Work order: In the entries that follow, find the line containing "Potentials or basis: VASP"; from there, copy every line exactly through the line containing "(3) 6.69 μB per cell.".

Record set:
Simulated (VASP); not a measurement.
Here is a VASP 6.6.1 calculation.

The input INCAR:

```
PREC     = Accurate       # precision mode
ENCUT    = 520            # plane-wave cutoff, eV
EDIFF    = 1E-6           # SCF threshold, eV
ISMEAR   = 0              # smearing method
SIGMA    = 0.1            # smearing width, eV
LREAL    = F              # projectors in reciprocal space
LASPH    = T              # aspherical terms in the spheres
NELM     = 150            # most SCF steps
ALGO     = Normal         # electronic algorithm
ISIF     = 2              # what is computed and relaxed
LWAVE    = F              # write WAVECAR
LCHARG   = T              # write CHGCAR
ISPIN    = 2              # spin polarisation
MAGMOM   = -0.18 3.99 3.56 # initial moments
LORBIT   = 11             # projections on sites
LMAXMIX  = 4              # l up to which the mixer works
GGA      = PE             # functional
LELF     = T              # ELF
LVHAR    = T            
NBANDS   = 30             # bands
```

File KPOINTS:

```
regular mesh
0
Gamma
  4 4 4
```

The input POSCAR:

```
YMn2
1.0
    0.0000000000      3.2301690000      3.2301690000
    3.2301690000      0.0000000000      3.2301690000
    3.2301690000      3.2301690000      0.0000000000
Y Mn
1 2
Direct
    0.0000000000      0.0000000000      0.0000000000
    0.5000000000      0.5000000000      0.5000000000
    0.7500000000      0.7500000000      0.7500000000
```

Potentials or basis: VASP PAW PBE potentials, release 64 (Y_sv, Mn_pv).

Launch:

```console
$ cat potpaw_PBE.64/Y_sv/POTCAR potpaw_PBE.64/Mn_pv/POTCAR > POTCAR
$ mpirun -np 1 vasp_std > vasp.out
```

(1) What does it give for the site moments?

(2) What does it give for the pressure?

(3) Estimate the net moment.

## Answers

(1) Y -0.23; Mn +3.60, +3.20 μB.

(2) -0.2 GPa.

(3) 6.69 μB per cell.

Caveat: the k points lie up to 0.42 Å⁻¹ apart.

Exercise answer:
Potentials or basis: VASP PAW PBE potentials, release 64 (Y_sv, Mn_pv).

Launch:

```console
$ cat potpaw_PBE.64/Y_sv/POTCAR potpaw_PBE.64/Mn_pv/POTCAR > POTCAR
$ mpirun -np 1 vasp_std > vasp.out
```

(1) What does it give for the site moments?

(2) What does it give for the pressure?

(3) Estimate the net moment.

## Answers

(1) Y -0.23; Mn +3.60, +3.20 μB.

(2) -0.2 GPa.

(3) 6.69 μB per cell.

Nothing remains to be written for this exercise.